##### ENTRIES PROVIDED #####

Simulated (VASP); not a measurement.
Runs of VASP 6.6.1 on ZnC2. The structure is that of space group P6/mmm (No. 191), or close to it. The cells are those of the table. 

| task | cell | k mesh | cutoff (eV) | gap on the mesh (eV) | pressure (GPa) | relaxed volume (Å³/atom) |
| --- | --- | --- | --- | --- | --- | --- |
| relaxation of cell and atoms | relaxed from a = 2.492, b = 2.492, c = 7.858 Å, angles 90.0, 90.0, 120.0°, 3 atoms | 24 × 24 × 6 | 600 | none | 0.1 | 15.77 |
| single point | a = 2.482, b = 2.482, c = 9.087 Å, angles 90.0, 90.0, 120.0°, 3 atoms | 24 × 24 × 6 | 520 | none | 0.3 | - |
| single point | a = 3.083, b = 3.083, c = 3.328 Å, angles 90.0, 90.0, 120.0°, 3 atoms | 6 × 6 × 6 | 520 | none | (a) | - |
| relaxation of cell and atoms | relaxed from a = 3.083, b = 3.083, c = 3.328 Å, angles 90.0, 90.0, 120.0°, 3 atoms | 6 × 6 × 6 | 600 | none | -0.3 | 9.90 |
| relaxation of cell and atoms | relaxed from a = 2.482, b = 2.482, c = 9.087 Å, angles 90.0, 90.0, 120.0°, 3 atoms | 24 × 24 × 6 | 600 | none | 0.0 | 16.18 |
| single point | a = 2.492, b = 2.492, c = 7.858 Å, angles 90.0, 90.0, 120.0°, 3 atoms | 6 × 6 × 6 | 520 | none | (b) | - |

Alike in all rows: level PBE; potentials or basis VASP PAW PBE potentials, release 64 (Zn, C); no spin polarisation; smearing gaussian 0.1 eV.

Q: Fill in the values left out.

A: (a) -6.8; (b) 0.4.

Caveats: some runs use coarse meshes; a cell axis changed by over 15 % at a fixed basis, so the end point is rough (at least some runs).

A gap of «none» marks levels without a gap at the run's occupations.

#####

» **ASSIGNED TASK**
Using only the listing above, restate exactly the lines from the line containing "none | (a) | - |" through the line containing "A: (a) -6.8; (b) 0.4.", both included.

» **ANSWER SECTION**
| single point | a = 3.083, b = 3.083, c = 3.328 Å, angles 90.0, 90.0, 120.0°, 3 atoms | 6 × 6 × 6 | 520 | none | (a) | - |
| relaxation of cell and atoms | relaxed from a = 3.083, b = 3.083, c = 3.328 Å, angles 90.0, 90.0, 120.0°, 3 atoms | 6 × 6 × 6 | 600 | none | -0.3 | 9.90 |
| relaxation of cell and atoms | relaxed from a = 2.482, b = 2.482, c = 9.087 Å, angles 90.0, 90.0, 120.0°, 3 atoms | 24 × 24 × 6 | 600 | none | 0.0 | 16.18 |
| single point | a = 2.492, b = 2.492, c = 7.858 Å, angles 90.0, 90.0, 120.0°, 3 atoms | 6 × 6 × 6 | 520 | none | (b) | - |

Alike in all rows: level PBE; potentials or basis VASP PAW PBE potentials, release 64 (Zn, C); no spin polarisation; smearing gaussian 0.1 eV.

Q: Fill in the values left out.

A: (a) -6.8; (b) 0.4.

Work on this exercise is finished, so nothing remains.